» **Requirement**
What you give must be exactly the lines of the material from the first through the line that contains "mesh | 6 × 6 × 6 |", inclusive, and no others.

» **Extracted material**
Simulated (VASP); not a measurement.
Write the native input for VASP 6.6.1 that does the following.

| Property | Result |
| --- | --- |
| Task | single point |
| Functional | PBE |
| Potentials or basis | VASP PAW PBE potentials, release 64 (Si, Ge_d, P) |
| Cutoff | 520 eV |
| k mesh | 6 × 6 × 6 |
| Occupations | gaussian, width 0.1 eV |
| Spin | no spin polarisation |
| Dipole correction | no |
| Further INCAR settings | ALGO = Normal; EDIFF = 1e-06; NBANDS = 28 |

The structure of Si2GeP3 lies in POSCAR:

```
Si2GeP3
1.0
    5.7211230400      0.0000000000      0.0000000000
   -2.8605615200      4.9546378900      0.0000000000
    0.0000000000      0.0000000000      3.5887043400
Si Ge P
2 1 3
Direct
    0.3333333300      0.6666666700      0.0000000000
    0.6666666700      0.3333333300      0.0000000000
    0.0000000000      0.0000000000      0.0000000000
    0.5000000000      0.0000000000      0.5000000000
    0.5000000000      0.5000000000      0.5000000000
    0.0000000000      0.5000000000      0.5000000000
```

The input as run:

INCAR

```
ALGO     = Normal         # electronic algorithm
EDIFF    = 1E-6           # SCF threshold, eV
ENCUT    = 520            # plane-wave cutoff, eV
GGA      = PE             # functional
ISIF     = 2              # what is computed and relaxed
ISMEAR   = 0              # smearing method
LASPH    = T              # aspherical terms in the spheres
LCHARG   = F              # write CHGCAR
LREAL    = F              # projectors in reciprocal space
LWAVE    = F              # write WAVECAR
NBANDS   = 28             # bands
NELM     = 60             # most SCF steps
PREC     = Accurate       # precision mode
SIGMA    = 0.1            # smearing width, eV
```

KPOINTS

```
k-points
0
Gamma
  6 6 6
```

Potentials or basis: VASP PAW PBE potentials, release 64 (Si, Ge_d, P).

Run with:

» **Result**
Simulated (VASP); not a measurement.
Write the native input for VASP 6.6.1 that does the following.

| Property | Result |
| --- | --- |
| Task | single point |
| Functional | PBE |
| Potentials or basis | VASP PAW PBE potentials, release 64 (Si, Ge_d, P) |
| Cutoff | 520 eV |
| k mesh | 6 × 6 × 6 |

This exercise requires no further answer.